REQUIRED ACTION: Take the entries below and retype them exactly.

RECORD SET:
§ §

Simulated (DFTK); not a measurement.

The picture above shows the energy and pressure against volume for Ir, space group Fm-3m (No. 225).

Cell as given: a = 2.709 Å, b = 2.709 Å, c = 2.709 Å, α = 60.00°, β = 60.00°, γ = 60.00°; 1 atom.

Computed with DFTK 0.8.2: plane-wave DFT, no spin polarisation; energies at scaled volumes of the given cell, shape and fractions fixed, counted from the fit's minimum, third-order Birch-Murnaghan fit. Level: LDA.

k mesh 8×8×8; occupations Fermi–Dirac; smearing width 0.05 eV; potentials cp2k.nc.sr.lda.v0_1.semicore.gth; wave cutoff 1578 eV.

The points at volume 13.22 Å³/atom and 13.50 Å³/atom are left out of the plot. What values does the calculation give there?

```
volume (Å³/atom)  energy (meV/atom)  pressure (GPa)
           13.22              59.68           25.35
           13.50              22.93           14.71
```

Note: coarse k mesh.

§ §

SOLUTION:
Simulated (DFTK); not a measurement.

The picture above shows the energy and pressure against volume for Ir, space group Fm-3m (No. 225).

Cell as given: a = 2.709 Å, b = 2.709 Å, c = 2.709 Å, α = 60.00°, β = 60.00°, γ = 60.00°; 1 atom.

Computed with DFTK 0.8.2: plane-wave DFT, no spin polarisation; energies at scaled volumes of the given cell, shape and fractions fixed, counted from the fit's minimum, third-order Birch-Murnaghan fit. Level: LDA.

k mesh 8×8×8; occupations Fermi–Dirac; smearing width 0.05 eV; potentials cp2k.nc.sr.lda.v0_1.semicore.gth; wave cutoff 1578 eV.

The points at volume 13.22 Å³/atom and 13.50 Å³/atom are left out of the plot. What values does the calculation give there?

```
volume (Å³/atom)  energy (meV/atom)  pressure (GPa)
           13.22              59.68           25.35
           13.50              22.93           14.71
```

Note: coarse k mesh.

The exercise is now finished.